Work item ▸ Starting at the top of the entries below, set down each line exactly as written, and stop after the line containing "less VASP |".

==== Listed entries
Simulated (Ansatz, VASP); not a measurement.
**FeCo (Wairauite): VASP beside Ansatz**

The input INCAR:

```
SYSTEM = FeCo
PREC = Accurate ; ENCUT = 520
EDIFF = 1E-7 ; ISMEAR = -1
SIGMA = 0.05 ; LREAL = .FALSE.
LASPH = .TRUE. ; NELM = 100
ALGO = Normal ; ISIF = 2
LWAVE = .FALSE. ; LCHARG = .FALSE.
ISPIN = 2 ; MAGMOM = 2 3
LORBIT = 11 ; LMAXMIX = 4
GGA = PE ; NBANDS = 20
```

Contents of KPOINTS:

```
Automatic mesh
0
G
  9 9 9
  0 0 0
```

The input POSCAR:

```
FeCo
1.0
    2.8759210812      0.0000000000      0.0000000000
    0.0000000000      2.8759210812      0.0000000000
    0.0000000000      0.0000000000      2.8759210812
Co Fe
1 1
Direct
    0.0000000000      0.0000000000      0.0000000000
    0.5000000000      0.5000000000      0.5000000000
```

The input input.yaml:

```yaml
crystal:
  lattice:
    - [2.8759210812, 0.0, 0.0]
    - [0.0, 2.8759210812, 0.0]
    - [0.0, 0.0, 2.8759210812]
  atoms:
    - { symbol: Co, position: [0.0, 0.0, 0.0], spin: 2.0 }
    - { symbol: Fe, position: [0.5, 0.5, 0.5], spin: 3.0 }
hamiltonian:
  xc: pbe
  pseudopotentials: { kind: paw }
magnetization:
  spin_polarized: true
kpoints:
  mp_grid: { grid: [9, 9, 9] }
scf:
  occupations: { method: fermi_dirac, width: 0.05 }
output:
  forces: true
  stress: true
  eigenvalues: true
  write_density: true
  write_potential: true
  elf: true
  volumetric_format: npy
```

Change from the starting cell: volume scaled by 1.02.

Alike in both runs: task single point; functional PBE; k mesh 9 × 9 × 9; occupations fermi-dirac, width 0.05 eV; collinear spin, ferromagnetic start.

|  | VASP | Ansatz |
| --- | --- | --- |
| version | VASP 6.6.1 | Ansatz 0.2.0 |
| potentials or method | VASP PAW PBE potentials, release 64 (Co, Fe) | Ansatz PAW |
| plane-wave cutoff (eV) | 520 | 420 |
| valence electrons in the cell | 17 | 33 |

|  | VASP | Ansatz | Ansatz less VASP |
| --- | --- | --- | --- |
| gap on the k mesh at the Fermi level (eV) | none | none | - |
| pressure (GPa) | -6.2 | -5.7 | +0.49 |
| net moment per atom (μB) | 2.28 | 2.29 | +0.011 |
========

Exercise solution ▸
Simulated (Ansatz, VASP); not a measurement.
**FeCo (Wairauite): VASP beside Ansatz**

The input INCAR:

```
SYSTEM = FeCo
PREC = Accurate ; ENCUT = 520
EDIFF = 1E-7 ; ISMEAR = -1
SIGMA = 0.05 ; LREAL = .FALSE.
LASPH = .TRUE. ; NELM = 100
ALGO = Normal ; ISIF = 2
LWAVE = .FALSE. ; LCHARG = .FALSE.
ISPIN = 2 ; MAGMOM = 2 3
LORBIT = 11 ; LMAXMIX = 4
GGA = PE ; NBANDS = 20
```

Contents of KPOINTS:

```
Automatic mesh
0
G
  9 9 9
  0 0 0
```

The input POSCAR:

```
FeCo
1.0
    2.8759210812      0.0000000000      0.0000000000
    0.0000000000      2.8759210812      0.0000000000
    0.0000000000      0.0000000000      2.8759210812
Co Fe
1 1
Direct
    0.0000000000      0.0000000000      0.0000000000
    0.5000000000      0.5000000000      0.5000000000
```

The input input.yaml:

```yaml
crystal:
  lattice:
    - [2.8759210812, 0.0, 0.0]
    - [0.0, 2.8759210812, 0.0]
    - [0.0, 0.0, 2.8759210812]
  atoms:
    - { symbol: Co, position: [0.0, 0.0, 0.0], spin: 2.0 }
    - { symbol: Fe, position: [0.5, 0.5, 0.5], spin: 3.0 }
hamiltonian:
  xc: pbe
  pseudopotentials: { kind: paw }
magnetization:
  spin_polarized: true
kpoints:
  mp_grid: { grid: [9, 9, 9] }
scf:
  occupations: { method: fermi_dirac, width: 0.05 }
output:
  forces: true
  stress: true
  eigenvalues: true
  write_density: true
  write_potential: true
  elf: true
  volumetric_format: npy
```

Change from the starting cell: volume scaled by 1.02.

Alike in both runs: task single point; functional PBE; k mesh 9 × 9 × 9; occupations fermi-dirac, width 0.05 eV; collinear spin, ferromagnetic start.

|  | VASP | Ansatz |
| --- | --- | --- |
| version | VASP 6.6.1 | Ansatz 0.2.0 |
| potentials or method | VASP PAW PBE potentials, release 64 (Co, Fe) | Ansatz PAW |
| plane-wave cutoff (eV) | 520 | 420 |
| valence electrons in the cell | 17 | 33 |

|  | VASP | Ansatz | Ansatz less VASP |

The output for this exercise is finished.